_Data excerpts_
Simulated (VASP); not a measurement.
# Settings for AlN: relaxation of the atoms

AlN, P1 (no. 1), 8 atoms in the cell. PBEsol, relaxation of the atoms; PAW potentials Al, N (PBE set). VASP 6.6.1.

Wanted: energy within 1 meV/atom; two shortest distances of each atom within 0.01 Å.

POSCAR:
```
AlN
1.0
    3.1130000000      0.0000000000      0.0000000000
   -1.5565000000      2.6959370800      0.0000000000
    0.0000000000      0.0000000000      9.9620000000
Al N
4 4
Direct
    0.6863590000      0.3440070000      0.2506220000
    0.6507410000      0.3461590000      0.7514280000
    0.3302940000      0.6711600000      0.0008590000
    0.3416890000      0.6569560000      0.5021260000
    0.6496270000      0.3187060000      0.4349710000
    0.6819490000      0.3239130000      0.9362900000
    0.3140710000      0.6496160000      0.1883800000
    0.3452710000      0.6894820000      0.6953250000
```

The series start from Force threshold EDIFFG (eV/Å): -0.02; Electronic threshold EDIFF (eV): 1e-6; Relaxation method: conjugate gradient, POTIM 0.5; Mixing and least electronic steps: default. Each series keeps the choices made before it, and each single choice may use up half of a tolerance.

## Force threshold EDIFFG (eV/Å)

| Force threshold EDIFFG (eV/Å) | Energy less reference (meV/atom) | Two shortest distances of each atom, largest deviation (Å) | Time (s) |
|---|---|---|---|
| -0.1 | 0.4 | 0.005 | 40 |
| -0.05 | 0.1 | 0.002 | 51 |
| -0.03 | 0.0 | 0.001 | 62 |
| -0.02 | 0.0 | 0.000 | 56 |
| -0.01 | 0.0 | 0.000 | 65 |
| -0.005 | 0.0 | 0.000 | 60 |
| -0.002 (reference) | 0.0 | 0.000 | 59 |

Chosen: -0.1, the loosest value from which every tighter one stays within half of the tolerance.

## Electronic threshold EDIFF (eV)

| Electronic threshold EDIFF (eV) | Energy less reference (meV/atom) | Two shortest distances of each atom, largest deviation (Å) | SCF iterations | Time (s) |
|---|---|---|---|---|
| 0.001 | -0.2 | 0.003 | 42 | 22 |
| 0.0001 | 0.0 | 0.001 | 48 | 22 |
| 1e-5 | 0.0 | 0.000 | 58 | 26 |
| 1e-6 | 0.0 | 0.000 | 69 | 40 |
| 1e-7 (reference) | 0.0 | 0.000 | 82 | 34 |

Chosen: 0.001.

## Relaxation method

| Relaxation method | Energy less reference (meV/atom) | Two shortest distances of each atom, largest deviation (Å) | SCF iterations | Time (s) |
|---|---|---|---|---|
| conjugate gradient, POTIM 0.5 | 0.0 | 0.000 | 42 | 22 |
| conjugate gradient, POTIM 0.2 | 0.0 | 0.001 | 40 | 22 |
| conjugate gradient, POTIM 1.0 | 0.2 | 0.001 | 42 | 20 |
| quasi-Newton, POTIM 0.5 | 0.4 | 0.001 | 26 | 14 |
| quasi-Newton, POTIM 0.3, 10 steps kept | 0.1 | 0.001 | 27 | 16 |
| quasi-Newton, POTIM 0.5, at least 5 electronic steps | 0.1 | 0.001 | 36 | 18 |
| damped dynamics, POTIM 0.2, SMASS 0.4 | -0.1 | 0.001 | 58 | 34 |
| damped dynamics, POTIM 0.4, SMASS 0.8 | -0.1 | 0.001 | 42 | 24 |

_Brief_
Restate exactly the records above from their first line through the line that holds "(Å) | Time (s) |", please, including both and leaving out all others.

_Answer space_
Simulated (VASP); not a measurement.
# Settings for AlN: relaxation of the atoms

AlN, P1 (no. 1), 8 atoms in the cell. PBEsol, relaxation of the atoms; PAW potentials Al, N (PBE set). VASP 6.6.1.

Wanted: energy within 1 meV/atom; two shortest distances of each atom within 0.01 Å.

POSCAR:
```
AlN
1.0
    3.1130000000      0.0000000000      0.0000000000
   -1.5565000000      2.6959370800      0.0000000000
    0.0000000000      0.0000000000      9.9620000000
Al N
4 4
Direct
    0.6863590000      0.3440070000      0.2506220000
    0.6507410000      0.3461590000      0.7514280000
    0.3302940000      0.6711600000      0.0008590000
    0.3416890000      0.6569560000      0.5021260000
    0.6496270000      0.3187060000      0.4349710000
    0.6819490000      0.3239130000      0.9362900000
    0.3140710000      0.6496160000      0.1883800000
    0.3452710000      0.6894820000      0.6953250000
```

The series start from Force threshold EDIFFG (eV/Å): -0.02; Electronic threshold EDIFF (eV): 1e-6; Relaxation method: conjugate gradient, POTIM 0.5; Mixing and least electronic steps: default. Each series keeps the choices made before it, and each single choice may use up half of a tolerance.

## Force threshold EDIFFG (eV/Å)

| Force threshold EDIFFG (eV/Å) | Energy less reference (meV/atom) | Two shortest distances of each atom, largest deviation (Å) | Time (s) |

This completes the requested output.